*BRIEF*
Nothing outside the range is wanted. Repeat exactly the lines below from the one with "Two geometries of" through the one with "Which one is relaxed?".

*DATA PROVIDED*
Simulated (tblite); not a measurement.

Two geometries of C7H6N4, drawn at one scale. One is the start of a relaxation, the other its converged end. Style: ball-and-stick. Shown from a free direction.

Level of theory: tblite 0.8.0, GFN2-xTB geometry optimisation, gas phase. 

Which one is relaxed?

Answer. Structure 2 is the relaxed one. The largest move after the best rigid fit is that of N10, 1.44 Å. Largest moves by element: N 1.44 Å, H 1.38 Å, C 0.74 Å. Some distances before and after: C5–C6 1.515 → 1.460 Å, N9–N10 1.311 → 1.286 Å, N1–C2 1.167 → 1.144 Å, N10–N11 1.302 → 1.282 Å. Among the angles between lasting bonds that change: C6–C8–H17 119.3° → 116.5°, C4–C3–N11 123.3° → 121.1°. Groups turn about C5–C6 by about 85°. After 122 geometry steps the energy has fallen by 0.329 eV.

*TASK OUTPUT*
Two geometries of C7H6N4, drawn at one scale. One is the start of a relaxation, the other its converged end. Style: ball-and-stick. Shown from a free direction.

Level of theory: tblite 0.8.0, GFN2-xTB geometry optimisation, gas phase. 

Which one is relaxed?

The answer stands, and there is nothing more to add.